§

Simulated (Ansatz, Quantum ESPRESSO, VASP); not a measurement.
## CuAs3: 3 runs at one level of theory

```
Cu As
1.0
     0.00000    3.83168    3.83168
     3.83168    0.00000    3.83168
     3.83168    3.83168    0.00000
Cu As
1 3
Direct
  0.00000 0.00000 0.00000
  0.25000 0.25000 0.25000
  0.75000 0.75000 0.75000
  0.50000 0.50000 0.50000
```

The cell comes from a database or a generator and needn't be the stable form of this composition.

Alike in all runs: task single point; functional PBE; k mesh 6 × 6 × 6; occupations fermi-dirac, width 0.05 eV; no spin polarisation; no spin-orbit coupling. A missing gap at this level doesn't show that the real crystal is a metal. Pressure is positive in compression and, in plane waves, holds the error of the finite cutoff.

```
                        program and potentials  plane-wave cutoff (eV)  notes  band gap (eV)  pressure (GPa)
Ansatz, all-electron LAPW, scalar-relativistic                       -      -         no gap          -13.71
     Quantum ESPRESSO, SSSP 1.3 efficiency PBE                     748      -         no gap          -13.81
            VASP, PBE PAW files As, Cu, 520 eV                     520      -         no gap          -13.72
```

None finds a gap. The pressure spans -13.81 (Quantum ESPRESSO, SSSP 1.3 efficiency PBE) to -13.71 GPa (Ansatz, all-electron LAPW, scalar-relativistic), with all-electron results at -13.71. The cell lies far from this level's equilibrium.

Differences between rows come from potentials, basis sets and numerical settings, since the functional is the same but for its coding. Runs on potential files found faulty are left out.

§

**BRIEF:**
The records above should be printed exactly, please, from the first line through the line containing "The cell comes", with both ends kept and nothing past it.

**RESPONSE BOX:**
Simulated (Ansatz, Quantum ESPRESSO, VASP); not a measurement.
## CuAs3: 3 runs at one level of theory

```
Cu As
1.0
     0.00000    3.83168    3.83168
     3.83168    0.00000    3.83168
     3.83168    3.83168    0.00000
Cu As
1 3
Direct
  0.00000 0.00000 0.00000
  0.25000 0.25000 0.25000
  0.75000 0.75000 0.75000
  0.50000 0.50000 0.50000
```

The cell comes from a database or a generator and needn't be the stable form of this composition.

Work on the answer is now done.